(GIVEN ENTRIES)
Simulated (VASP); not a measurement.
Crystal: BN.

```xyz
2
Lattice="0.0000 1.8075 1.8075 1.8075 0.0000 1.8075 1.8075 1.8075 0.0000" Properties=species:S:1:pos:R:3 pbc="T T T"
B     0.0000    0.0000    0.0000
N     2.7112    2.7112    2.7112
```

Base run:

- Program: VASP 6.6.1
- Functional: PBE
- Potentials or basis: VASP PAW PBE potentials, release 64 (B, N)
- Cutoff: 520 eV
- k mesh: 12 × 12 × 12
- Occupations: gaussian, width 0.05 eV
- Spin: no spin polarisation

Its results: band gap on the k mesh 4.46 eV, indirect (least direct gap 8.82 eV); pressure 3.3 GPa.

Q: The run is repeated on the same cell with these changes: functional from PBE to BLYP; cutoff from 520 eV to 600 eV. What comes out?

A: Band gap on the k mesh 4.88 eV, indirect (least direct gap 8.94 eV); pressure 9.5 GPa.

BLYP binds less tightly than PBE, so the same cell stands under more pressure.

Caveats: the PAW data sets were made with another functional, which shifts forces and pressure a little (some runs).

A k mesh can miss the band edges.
(End GIVEN ENTRIES)

• **WORK TASK**
The entries above are to be restated word for word.

• **ANSWER AREA**
Simulated (VASP); not a measurement.
Crystal: BN.

```xyz
2
Lattice="0.0000 1.8075 1.8075 1.8075 0.0000 1.8075 1.8075 1.8075 0.0000" Properties=species:S:1:pos:R:3 pbc="T T T"
B     0.0000    0.0000    0.0000
N     2.7112    2.7112    2.7112
```

Base run:

- Program: VASP 6.6.1
- Functional: PBE
- Potentials or basis: VASP PAW PBE potentials, release 64 (B, N)
- Cutoff: 520 eV
- k mesh: 12 × 12 × 12
- Occupations: gaussian, width 0.05 eV
- Spin: no spin polarisation

Its results: band gap on the k mesh 4.46 eV, indirect (least direct gap 8.82 eV); pressure 3.3 GPa.

Q: The run is repeated on the same cell with these changes: functional from PBE to BLYP; cutoff from 520 eV to 600 eV. What comes out?

A: Band gap on the k mesh 4.88 eV, indirect (least direct gap 8.94 eV); pressure 9.5 GPa.

BLYP binds less tightly than PBE, so the same cell stands under more pressure.

Caveats: the PAW data sets were made with another functional, which shifts forces and pressure a little (some runs).

A k mesh can miss the band edges.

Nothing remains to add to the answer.